▶ **LISTED RECORDS**:

━━━━━━━━━━

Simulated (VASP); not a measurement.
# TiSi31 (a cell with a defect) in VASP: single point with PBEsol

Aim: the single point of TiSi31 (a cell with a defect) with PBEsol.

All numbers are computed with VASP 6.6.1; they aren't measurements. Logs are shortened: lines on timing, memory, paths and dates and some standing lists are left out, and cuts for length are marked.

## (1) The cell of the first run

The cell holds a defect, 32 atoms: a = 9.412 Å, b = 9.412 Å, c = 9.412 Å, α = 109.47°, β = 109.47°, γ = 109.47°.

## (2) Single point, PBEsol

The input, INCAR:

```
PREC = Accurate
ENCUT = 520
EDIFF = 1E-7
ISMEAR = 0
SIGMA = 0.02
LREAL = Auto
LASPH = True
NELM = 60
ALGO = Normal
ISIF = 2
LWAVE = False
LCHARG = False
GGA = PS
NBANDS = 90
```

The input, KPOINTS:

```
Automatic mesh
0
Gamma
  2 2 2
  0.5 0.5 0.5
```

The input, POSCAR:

━━━━━━━━━━

▶ **ASSIGNED TASK**:
Each entry needs to be written out again, exactly as given.

▶ **EXPECTED ANSWER**:
Simulated (VASP); not a measurement.
# TiSi31 (a cell with a defect) in VASP: single point with PBEsol

Aim: the single point of TiSi31 (a cell with a defect) with PBEsol.

All numbers are computed with VASP 6.6.1; they aren't measurements. Logs are shortened: lines on timing, memory, paths and dates and some standing lists are left out, and cuts for length are marked.

## (1) The cell of the first run

The cell holds a defect, 32 atoms: a = 9.412 Å, b = 9.412 Å, c = 9.412 Å, α = 109.47°, β = 109.47°, γ = 109.47°.

## (2) Single point, PBEsol

The input, INCAR:

```
PREC = Accurate
ENCUT = 520
EDIFF = 1E-7
ISMEAR = 0
SIGMA = 0.02
LREAL = Auto
LASPH = True
NELM = 60
ALGO = Normal
ISIF = 2
LWAVE = False
LCHARG = False
GGA = PS
NBANDS = 90
```

The input, KPOINTS:

```
Automatic mesh
0
Gamma
  2 2 2
  0.5 0.5 0.5
```

The input, POSCAR:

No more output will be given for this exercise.